***** Data excerpts *****
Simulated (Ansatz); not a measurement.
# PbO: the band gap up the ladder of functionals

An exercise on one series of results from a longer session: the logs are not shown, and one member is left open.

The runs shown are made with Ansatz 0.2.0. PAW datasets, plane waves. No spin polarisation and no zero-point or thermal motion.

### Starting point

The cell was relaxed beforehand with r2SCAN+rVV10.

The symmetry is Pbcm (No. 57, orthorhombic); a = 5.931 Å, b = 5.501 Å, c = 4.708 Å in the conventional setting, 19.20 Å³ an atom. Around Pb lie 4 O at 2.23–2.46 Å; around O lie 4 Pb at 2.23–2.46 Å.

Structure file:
*****

■ **Required action**: Using the data above, print exactly the lines from the line that contains "### Starting point" through the line that contains "The symmetry is", with both included.

■ **Written answer**:
### Starting point

The cell was relaxed beforehand with r2SCAN+rVV10.

The symmetry is Pbcm (No. 57, orthorhombic); a = 5.931 Å, b = 5.501 Å, c = 4.708 Å in the conventional setting, 19.20 Å³ an atom. Around Pb lie 4 O at 2.23–2.46 Å; around O lie 4 Pb at 2.23–2.46 Å.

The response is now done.